____________________
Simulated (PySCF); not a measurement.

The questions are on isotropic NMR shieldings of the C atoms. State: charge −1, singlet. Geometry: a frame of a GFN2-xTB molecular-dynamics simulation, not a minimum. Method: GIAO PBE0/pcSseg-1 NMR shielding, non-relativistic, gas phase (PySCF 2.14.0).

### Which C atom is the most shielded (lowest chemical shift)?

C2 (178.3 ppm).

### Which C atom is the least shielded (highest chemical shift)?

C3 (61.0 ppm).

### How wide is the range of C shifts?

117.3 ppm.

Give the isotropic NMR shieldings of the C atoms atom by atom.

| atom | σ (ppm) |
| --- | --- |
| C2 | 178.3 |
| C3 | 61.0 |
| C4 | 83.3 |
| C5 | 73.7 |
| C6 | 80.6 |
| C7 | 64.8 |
____________________

* [WORK ORDER] Your answer should consist of the lines from the line with "Give the isotropic" to the line with "C6 | 80.6 |" above, repeated exactly, both ends included.

* [ANSWER SPACE]
Give the isotropic NMR shieldings of the C atoms atom by atom.

| atom | σ (ppm) |
| --- | --- |
| C2 | 178.3 |
| C3 | 61.0 |
| C4 | 83.3 |
| C5 | 73.7 |
| C6 | 80.6 |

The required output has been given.